* * * * * * *

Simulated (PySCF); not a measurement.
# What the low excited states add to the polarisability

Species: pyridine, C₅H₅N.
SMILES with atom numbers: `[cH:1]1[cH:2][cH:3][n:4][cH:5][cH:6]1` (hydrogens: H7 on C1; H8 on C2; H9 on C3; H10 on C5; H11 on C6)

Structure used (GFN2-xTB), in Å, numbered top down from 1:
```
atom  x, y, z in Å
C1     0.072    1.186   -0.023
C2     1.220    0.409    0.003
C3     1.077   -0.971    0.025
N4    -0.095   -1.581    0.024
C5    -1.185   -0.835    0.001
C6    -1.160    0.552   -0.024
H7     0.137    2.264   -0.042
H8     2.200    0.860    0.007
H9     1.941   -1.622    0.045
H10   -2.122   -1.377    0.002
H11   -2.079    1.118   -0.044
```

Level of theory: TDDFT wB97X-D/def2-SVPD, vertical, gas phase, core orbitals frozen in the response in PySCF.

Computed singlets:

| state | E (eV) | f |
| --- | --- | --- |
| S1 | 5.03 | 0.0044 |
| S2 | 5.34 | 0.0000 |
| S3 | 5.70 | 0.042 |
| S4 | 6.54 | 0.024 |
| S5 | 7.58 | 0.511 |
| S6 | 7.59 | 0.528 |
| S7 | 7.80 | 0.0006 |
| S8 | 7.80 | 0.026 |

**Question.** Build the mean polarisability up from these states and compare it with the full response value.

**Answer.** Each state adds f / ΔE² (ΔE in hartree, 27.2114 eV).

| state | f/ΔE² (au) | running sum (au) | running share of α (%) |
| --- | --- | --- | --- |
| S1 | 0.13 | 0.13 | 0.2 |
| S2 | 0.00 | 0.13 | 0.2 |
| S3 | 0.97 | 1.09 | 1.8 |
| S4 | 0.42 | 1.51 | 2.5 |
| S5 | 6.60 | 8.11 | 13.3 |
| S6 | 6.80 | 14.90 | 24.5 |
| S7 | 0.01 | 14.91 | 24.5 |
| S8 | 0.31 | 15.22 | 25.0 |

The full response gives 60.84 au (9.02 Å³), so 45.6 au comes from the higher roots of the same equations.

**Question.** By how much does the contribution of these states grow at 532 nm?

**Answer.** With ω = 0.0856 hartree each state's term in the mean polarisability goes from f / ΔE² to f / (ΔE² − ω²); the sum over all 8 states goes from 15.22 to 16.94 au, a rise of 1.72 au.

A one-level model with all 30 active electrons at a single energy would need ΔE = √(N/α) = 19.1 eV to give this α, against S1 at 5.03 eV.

* * * * * * *

**WORK ORDER**
The required output is the exact run of lines from the beginning of the listing above to the line that contains "state | E (eV) | f |", inclusive of both.

**ANSWER SPACE**
Simulated (PySCF); not a measurement.
# What the low excited states add to the polarisability

Species: pyridine, C₅H₅N.
SMILES with atom numbers: `[cH:1]1[cH:2][cH:3][n:4][cH:5][cH:6]1` (hydrogens: H7 on C1; H8 on C2; H9 on C3; H10 on C5; H11 on C6)

Structure used (GFN2-xTB), in Å, numbered top down from 1:
```
atom  x, y, z in Å
C1     0.072    1.186   -0.023
C2     1.220    0.409    0.003
C3     1.077   -0.971    0.025
N4    -0.095   -1.581    0.024
C5    -1.185   -0.835    0.001
C6    -1.160    0.552   -0.024
H7     0.137    2.264   -0.042
H8     2.200    0.860    0.007
H9     1.941   -1.622    0.045
H10   -2.122   -1.377    0.002
H11   -2.079    1.118   -0.044
```

Level of theory: TDDFT wB97X-D/def2-SVPD, vertical, gas phase, core orbitals frozen in the response in PySCF.

Computed singlets:

| state | E (eV) | f |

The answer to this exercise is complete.